►
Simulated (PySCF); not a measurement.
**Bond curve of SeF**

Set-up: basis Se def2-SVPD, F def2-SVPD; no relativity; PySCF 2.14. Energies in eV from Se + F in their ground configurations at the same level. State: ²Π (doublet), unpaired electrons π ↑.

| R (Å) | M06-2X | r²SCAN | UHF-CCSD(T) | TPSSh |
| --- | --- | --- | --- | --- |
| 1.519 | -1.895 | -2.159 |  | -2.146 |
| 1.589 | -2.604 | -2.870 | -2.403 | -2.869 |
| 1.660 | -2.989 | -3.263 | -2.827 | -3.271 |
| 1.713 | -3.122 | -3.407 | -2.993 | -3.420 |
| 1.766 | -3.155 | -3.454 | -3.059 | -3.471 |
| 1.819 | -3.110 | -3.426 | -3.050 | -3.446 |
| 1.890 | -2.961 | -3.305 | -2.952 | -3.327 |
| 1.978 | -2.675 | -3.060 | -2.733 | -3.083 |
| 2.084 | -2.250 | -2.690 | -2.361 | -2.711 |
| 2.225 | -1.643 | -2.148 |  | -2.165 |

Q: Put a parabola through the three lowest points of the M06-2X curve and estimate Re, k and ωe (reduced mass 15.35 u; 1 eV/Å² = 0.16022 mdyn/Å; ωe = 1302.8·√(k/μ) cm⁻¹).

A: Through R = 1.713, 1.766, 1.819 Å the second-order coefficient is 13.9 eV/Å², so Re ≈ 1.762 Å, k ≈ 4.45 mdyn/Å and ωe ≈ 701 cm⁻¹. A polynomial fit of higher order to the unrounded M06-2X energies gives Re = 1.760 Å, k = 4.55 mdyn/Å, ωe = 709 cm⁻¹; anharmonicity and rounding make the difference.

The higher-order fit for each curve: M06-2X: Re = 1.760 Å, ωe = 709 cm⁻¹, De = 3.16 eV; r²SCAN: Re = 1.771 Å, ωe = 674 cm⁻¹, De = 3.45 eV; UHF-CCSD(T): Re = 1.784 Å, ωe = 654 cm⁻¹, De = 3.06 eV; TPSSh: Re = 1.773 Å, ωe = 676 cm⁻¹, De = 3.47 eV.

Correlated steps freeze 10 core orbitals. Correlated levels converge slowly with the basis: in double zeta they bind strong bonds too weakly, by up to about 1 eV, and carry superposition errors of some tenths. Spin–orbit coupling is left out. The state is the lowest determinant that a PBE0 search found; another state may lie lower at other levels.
◄

Work instruction: The lines needed are the ones from the first line of the entries through the line that contains "-2.733 | -3.083 |", given again without any change.

Written solution:
Simulated (PySCF); not a measurement.
**Bond curve of SeF**

Set-up: basis Se def2-SVPD, F def2-SVPD; no relativity; PySCF 2.14. Energies in eV from Se + F in their ground configurations at the same level. State: ²Π (doublet), unpaired electrons π ↑.

| R (Å) | M06-2X | r²SCAN | UHF-CCSD(T) | TPSSh |
| --- | --- | --- | --- | --- |
| 1.519 | -1.895 | -2.159 |  | -2.146 |
| 1.589 | -2.604 | -2.870 | -2.403 | -2.869 |
| 1.660 | -2.989 | -3.263 | -2.827 | -3.271 |
| 1.713 | -3.122 | -3.407 | -2.993 | -3.420 |
| 1.766 | -3.155 | -3.454 | -3.059 | -3.471 |
| 1.819 | -3.110 | -3.426 | -3.050 | -3.446 |
| 1.890 | -2.961 | -3.305 | -2.952 | -3.327 |
| 1.978 | -2.675 | -3.060 | -2.733 | -3.083 |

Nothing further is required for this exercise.